EXTRACTED INFORMATION:

• • •

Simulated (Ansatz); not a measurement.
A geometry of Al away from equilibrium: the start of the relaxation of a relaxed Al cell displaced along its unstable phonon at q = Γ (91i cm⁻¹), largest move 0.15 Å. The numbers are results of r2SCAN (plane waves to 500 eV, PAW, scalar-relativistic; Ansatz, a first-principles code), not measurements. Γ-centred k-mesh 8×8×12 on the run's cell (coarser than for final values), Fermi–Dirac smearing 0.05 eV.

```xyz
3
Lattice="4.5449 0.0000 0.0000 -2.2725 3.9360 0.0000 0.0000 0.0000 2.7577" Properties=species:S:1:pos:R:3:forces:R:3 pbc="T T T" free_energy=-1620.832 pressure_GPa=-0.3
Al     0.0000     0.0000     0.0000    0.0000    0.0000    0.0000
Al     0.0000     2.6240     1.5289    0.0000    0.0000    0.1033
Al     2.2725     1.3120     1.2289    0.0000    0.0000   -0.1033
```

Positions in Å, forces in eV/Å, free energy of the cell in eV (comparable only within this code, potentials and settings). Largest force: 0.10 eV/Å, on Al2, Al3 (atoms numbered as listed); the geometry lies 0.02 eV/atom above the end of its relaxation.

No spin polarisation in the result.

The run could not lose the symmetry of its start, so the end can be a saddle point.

• • •

BRIEF: Every record should be printed again exactly as it reads.

RESULT:
Simulated (Ansatz); not a measurement.
A geometry of Al away from equilibrium: the start of the relaxation of a relaxed Al cell displaced along its unstable phonon at q = Γ (91i cm⁻¹), largest move 0.15 Å. The numbers are results of r2SCAN (plane waves to 500 eV, PAW, scalar-relativistic; Ansatz, a first-principles code), not measurements. Γ-centred k-mesh 8×8×12 on the run's cell (coarser than for final values), Fermi–Dirac smearing 0.05 eV.

```xyz
3
Lattice="4.5449 0.0000 0.0000 -2.2725 3.9360 0.0000 0.0000 0.0000 2.7577" Properties=species:S:1:pos:R:3:forces:R:3 pbc="T T T" free_energy=-1620.832 pressure_GPa=-0.3
Al     0.0000     0.0000     0.0000    0.0000    0.0000    0.0000
Al     0.0000     2.6240     1.5289    0.0000    0.0000    0.1033
Al     2.2725     1.3120     1.2289    0.0000    0.0000   -0.1033
```

Positions in Å, forces in eV/Å, free energy of the cell in eV (comparable only within this code, potentials and settings). Largest force: 0.10 eV/Å, on Al2, Al3 (atoms numbered as listed); the geometry lies 0.02 eV/atom above the end of its relaxation.

No spin polarisation in the result.

The run could not lose the symmetry of its start, so the end can be a saddle point.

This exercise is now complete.